* Assignment
Return, exactly and in full, the lines of the records below starting at the one with "Symmetry: Pm-3m, No." and ending at the one with "## 2. Relaxation", and no other lines.

* Data
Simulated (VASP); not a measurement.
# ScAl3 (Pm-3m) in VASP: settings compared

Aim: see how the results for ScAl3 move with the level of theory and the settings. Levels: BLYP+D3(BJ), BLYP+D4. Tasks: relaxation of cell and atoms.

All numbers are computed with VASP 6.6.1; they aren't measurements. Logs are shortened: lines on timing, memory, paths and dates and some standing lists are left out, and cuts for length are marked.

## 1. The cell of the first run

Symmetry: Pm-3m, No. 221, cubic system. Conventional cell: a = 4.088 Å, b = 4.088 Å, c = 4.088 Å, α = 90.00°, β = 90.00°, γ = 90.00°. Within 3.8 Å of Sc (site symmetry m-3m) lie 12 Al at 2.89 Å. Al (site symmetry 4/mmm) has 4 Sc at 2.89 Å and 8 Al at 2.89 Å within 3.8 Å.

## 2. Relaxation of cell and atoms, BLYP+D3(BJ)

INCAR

* Exercise answer
Symmetry: Pm-3m, No. 221, cubic system. Conventional cell: a = 4.088 Å, b = 4.088 Å, c = 4.088 Å, α = 90.00°, β = 90.00°, γ = 90.00°. Within 3.8 Å of Sc (site symmetry m-3m) lie 12 Al at 2.89 Å. Al (site symmetry 4/mmm) has 4 Sc at 2.89 Å and 8 Al at 2.89 Å within 3.8 Å.

## 2. Relaxation of cell and atoms, BLYP+D3(BJ)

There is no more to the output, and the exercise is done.